═══ SUPPLIED DATA ═══
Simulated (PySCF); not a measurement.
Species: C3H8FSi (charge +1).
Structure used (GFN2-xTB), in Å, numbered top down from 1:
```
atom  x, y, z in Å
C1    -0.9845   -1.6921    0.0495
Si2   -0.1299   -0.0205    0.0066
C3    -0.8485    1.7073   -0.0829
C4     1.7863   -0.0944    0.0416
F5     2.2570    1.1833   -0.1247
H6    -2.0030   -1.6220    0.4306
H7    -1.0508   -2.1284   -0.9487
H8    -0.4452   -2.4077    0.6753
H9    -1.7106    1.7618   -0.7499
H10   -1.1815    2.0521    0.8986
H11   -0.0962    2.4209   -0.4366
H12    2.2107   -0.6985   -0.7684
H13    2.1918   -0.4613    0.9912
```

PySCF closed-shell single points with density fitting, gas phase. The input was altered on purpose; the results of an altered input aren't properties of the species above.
═══

* _WORK ORDER_
What is needed is a full, exact copy of the records.

* _YOUR RESPONSE_
Simulated (PySCF); not a measurement.
Species: C3H8FSi (charge +1).
Structure used (GFN2-xTB), in Å, numbered top down from 1:
```
atom  x, y, z in Å
C1    -0.9845   -1.6921    0.0495
Si2   -0.1299   -0.0205    0.0066
C3    -0.8485    1.7073   -0.0829
C4     1.7863   -0.0944    0.0416
F5     2.2570    1.1833   -0.1247
H6    -2.0030   -1.6220    0.4306
H7    -1.0508   -2.1284   -0.9487
H8    -0.4452   -2.4077    0.6753
H9    -1.7106    1.7618   -0.7499
H10   -1.1815    2.0521    0.8986
H11   -0.0962    2.4209   -0.4366
H12    2.2107   -0.6985   -0.7684
H13    2.1918   -0.4613    0.9912
```

PySCF closed-shell single points with density fitting, gas phase. The input was altered on purpose; the results of an altered input aren't properties of the species above.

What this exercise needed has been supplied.